### DATA SHOWN ###

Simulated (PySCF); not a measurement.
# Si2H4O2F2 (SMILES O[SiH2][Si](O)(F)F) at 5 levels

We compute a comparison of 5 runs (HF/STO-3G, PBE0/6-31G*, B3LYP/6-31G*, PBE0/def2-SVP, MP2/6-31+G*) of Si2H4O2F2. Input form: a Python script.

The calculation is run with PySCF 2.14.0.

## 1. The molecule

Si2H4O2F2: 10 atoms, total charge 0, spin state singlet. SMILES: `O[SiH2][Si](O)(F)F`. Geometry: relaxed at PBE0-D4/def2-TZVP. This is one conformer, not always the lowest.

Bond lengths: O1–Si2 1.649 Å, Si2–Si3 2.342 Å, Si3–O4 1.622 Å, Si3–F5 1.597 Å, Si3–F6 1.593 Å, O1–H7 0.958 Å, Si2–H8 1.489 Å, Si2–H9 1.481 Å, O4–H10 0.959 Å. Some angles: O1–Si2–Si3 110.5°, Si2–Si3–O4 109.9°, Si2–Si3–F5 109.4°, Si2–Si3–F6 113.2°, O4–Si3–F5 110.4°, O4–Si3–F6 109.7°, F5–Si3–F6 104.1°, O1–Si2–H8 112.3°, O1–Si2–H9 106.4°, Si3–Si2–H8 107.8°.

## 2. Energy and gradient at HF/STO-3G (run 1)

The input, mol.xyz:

###

* **REQUIRED ACTION**
From the records above, copy only the lines starting with the line that holds "# Si2H4O2F2 (SMILES" and going on through the line that holds "Si2H4O2F2: 10 atoms, total", exactly as written.

* **RESPONSE**
# Si2H4O2F2 (SMILES O[SiH2][Si](O)(F)F) at 5 levels

We compute a comparison of 5 runs (HF/STO-3G, PBE0/6-31G*, B3LYP/6-31G*, PBE0/def2-SVP, MP2/6-31+G*) of Si2H4O2F2. Input form: a Python script.

The calculation is run with PySCF 2.14.0.

## 1. The molecule

Si2H4O2F2: 10 atoms, total charge 0, spin state singlet. SMILES: `O[SiH2][Si](O)(F)F`. Geometry: relaxed at PBE0-D4/def2-TZVP. This is one conformer, not always the lowest.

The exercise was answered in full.